---------- Records supplied ----------

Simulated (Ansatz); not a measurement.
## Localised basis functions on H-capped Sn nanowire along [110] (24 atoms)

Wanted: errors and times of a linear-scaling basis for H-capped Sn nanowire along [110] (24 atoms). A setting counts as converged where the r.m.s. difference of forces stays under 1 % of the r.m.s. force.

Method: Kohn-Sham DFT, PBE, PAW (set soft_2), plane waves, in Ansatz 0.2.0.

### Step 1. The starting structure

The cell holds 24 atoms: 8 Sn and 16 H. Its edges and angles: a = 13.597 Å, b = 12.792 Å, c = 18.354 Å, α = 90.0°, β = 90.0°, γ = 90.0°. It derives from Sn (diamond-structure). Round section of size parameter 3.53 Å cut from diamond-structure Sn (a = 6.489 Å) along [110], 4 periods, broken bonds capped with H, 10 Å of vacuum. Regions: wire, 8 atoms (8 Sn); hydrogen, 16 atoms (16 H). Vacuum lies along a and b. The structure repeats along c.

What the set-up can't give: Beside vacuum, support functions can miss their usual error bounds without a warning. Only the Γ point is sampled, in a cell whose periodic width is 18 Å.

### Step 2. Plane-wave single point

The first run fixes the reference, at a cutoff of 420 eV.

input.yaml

----------

§ Work request:
Would you output every line of the listing exactly?

§ Solution:
Simulated (Ansatz); not a measurement.
## Localised basis functions on H-capped Sn nanowire along [110] (24 atoms)

Wanted: errors and times of a linear-scaling basis for H-capped Sn nanowire along [110] (24 atoms). A setting counts as converged where the r.m.s. difference of forces stays under 1 % of the r.m.s. force.

Method: Kohn-Sham DFT, PBE, PAW (set soft_2), plane waves, in Ansatz 0.2.0.

### Step 1. The starting structure

The cell holds 24 atoms: 8 Sn and 16 H. Its edges and angles: a = 13.597 Å, b = 12.792 Å, c = 18.354 Å, α = 90.0°, β = 90.0°, γ = 90.0°. It derives from Sn (diamond-structure). Round section of size parameter 3.53 Å cut from diamond-structure Sn (a = 6.489 Å) along [110], 4 periods, broken bonds capped with H, 10 Å of vacuum. Regions: wire, 8 atoms (8 Sn); hydrogen, 16 atoms (16 H). Vacuum lies along a and b. The structure repeats along c.

What the set-up can't give: Beside vacuum, support functions can miss their usual error bounds without a warning. Only the Γ point is sampled, in a cell whose periodic width is 18 Å.

### Step 2. Plane-wave single point

The first run fixes the reference, at a cutoff of 420 eV.

input.yaml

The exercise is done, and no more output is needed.